WORK ITEM - Every record is to be transcribed exactly as written.

SUPPLIED ENTRIES -
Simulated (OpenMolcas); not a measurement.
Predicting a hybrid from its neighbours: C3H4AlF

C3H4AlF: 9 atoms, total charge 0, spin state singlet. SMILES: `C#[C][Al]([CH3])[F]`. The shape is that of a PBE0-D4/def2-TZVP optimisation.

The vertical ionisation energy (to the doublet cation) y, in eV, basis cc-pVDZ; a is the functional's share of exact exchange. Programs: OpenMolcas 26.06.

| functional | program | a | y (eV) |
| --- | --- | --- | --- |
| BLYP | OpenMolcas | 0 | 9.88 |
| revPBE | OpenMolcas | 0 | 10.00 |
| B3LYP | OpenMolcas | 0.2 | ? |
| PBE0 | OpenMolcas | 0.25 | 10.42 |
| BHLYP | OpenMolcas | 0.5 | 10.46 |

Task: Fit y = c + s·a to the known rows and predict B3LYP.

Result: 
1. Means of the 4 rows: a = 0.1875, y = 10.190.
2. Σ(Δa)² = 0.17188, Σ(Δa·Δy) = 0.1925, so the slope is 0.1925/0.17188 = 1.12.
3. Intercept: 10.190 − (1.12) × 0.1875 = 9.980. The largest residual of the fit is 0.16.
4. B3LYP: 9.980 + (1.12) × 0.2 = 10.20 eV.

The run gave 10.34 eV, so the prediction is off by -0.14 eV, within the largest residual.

YOUR SOLUTION -
Simulated (OpenMolcas); not a measurement.
Predicting a hybrid from its neighbours: C3H4AlF

C3H4AlF: 9 atoms, total charge 0, spin state singlet. SMILES: `C#[C][Al]([CH3])[F]`. The shape is that of a PBE0-D4/def2-TZVP optimisation.

The vertical ionisation energy (to the doublet cation) y, in eV, basis cc-pVDZ; a is the functional's share of exact exchange. Programs: OpenMolcas 26.06.

| functional | program | a | y (eV) |
| --- | --- | --- | --- |
| BLYP | OpenMolcas | 0 | 9.88 |
| revPBE | OpenMolcas | 0 | 10.00 |
| B3LYP | OpenMolcas | 0.2 | ? |
| PBE0 | OpenMolcas | 0.25 | 10.42 |
| BHLYP | OpenMolcas | 0.5 | 10.46 |

Task: Fit y = c + s·a to the known rows and predict B3LYP.

Result: 
1. Means of the 4 rows: a = 0.1875, y = 10.190.
2. Σ(Δa)² = 0.17188, Σ(Δa·Δy) = 0.1925, so the slope is 0.1925/0.17188 = 1.12.
3. Intercept: 10.190 − (1.12) × 0.1875 = 9.980. The largest residual of the fit is 0.16.
4. B3LYP: 9.980 + (1.12) × 0.2 = 10.20 eV.

The run gave 10.34 eV, so the prediction is off by -0.14 eV, within the largest residual.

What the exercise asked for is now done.